• **Assigned task**
Starting at the top of the listing below, copy each line exactly, stopping after the line that contains "7 | 8.03 | 0 |".

++++++++++
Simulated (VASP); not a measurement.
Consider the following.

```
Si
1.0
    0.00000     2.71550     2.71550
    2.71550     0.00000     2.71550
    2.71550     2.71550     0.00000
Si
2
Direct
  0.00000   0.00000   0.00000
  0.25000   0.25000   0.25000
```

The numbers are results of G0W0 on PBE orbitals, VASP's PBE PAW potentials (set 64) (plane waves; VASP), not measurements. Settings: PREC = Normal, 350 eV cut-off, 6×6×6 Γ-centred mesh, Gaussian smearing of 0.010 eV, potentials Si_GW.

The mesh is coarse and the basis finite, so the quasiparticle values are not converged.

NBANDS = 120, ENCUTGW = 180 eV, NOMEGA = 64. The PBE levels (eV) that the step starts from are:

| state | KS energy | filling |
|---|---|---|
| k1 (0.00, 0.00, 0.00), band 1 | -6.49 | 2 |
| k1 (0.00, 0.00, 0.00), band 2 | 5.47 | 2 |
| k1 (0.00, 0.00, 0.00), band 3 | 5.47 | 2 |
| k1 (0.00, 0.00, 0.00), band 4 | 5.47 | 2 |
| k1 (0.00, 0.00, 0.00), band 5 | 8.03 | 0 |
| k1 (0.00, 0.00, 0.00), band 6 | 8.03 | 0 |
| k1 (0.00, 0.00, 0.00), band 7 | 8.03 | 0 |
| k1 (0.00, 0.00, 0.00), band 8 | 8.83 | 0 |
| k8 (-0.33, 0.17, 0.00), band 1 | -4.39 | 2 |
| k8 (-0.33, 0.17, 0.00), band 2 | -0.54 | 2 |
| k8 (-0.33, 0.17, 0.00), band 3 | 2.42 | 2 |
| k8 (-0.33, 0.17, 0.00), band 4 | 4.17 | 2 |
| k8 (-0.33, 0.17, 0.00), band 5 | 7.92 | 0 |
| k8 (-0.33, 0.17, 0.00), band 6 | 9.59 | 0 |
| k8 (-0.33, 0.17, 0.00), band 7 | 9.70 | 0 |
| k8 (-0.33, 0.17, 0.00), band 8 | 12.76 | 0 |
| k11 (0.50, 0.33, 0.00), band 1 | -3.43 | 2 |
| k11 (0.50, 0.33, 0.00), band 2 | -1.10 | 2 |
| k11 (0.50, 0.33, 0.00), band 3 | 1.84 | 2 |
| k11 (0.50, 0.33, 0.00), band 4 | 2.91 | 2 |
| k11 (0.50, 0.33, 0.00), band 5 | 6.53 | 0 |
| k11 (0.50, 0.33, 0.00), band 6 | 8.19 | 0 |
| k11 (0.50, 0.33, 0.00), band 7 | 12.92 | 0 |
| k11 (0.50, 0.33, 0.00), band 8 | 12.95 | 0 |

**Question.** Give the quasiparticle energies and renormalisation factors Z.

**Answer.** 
++++++++++

• **Written reply**
Simulated (VASP); not a measurement.
Consider the following.

```
Si
1.0
    0.00000     2.71550     2.71550
    2.71550     0.00000     2.71550
    2.71550     2.71550     0.00000
Si
2
Direct
  0.00000   0.00000   0.00000
  0.25000   0.25000   0.25000
```

The numbers are results of G0W0 on PBE orbitals, VASP's PBE PAW potentials (set 64) (plane waves; VASP), not measurements. Settings: PREC = Normal, 350 eV cut-off, 6×6×6 Γ-centred mesh, Gaussian smearing of 0.010 eV, potentials Si_GW.

The mesh is coarse and the basis finite, so the quasiparticle values are not converged.

NBANDS = 120, ENCUTGW = 180 eV, NOMEGA = 64. The PBE levels (eV) that the step starts from are:

| state | KS energy | filling |
|---|---|---|
| k1 (0.00, 0.00, 0.00), band 1 | -6.49 | 2 |
| k1 (0.00, 0.00, 0.00), band 2 | 5.47 | 2 |
| k1 (0.00, 0.00, 0.00), band 3 | 5.47 | 2 |
| k1 (0.00, 0.00, 0.00), band 4 | 5.47 | 2 |
| k1 (0.00, 0.00, 0.00), band 5 | 8.03 | 0 |
| k1 (0.00, 0.00, 0.00), band 6 | 8.03 | 0 |
| k1 (0.00, 0.00, 0.00), band 7 | 8.03 | 0 |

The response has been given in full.